═════ SUPPLIED DATA ═════

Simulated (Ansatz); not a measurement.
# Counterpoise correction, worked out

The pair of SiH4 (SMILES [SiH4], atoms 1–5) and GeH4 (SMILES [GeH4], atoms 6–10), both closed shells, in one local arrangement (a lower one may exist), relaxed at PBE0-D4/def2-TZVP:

═════

ACTIVITY :: Repeat the records word for word.

WRITTEN REPLY ::
Simulated (Ansatz); not a measurement.
# Counterpoise correction, worked out

The pair of SiH4 (SMILES [SiH4], atoms 1–5) and GeH4 (SMILES [GeH4], atoms 6–10), both closed shells, in one local arrangement (a lower one may exist), relaxed at PBE0-D4/def2-TZVP:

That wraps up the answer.